# [Assignment]
Retype every entry exactly, down to the last character.

# [Source information]
****************************************
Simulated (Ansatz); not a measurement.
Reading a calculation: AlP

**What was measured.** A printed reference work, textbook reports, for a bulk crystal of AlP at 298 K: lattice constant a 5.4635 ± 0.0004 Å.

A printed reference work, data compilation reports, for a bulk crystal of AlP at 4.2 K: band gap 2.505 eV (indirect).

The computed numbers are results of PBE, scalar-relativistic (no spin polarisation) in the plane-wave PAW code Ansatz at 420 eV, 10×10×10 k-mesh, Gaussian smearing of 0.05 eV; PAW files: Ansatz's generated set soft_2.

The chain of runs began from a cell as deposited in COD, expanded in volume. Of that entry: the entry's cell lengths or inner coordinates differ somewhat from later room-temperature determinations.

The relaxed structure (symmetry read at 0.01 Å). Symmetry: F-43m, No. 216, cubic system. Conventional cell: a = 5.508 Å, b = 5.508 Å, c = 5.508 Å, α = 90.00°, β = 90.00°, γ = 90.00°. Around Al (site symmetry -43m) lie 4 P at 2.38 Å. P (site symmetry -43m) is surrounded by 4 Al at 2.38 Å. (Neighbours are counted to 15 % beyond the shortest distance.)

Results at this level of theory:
****************************************

# [Result]
Simulated (Ansatz); not a measurement.
Reading a calculation: AlP

**What was measured.** A printed reference work, textbook reports, for a bulk crystal of AlP at 298 K: lattice constant a 5.4635 ± 0.0004 Å.

A printed reference work, data compilation reports, for a bulk crystal of AlP at 4.2 K: band gap 2.505 eV (indirect).

The computed numbers are results of PBE, scalar-relativistic (no spin polarisation) in the plane-wave PAW code Ansatz at 420 eV, 10×10×10 k-mesh, Gaussian smearing of 0.05 eV; PAW files: Ansatz's generated set soft_2.

The chain of runs began from a cell as deposited in COD, expanded in volume. Of that entry: the entry's cell lengths or inner coordinates differ somewhat from later room-temperature determinations.

The relaxed structure (symmetry read at 0.01 Å). Symmetry: F-43m, No. 216, cubic system. Conventional cell: a = 5.508 Å, b = 5.508 Å, c = 5.508 Å, α = 90.00°, β = 90.00°, γ = 90.00°. Around Al (site symmetry -43m) lie 4 P at 2.38 Å. P (site symmetry -43m) is surrounded by 4 Al at 2.38 Å. (Neighbours are counted to 15 % beyond the shortest distance.)

Results at this level of theory:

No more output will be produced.